> Recorded information
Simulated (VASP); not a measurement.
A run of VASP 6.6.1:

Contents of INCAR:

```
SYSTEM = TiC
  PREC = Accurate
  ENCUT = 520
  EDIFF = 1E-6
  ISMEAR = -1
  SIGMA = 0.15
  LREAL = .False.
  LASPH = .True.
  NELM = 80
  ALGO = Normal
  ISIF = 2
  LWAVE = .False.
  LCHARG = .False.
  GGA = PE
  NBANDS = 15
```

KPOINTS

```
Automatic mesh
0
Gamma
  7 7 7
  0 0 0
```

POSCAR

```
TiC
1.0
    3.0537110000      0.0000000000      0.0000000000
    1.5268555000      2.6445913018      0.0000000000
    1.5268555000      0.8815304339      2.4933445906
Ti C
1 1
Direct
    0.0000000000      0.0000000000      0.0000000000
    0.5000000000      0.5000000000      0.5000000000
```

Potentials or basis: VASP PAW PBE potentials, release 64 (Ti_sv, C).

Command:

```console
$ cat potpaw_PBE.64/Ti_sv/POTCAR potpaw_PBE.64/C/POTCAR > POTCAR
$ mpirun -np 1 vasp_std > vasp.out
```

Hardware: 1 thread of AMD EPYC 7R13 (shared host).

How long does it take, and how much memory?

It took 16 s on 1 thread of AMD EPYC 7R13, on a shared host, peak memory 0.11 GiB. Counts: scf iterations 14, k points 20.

> Action item
The lines above from the one containing "Hardware: 1 thread" through the one containing "How long does it take, and how much memory?" are to be set down exactly, and no others.

> Answer box
Hardware: 1 thread of AMD EPYC 7R13 (shared host).

How long does it take, and how much memory?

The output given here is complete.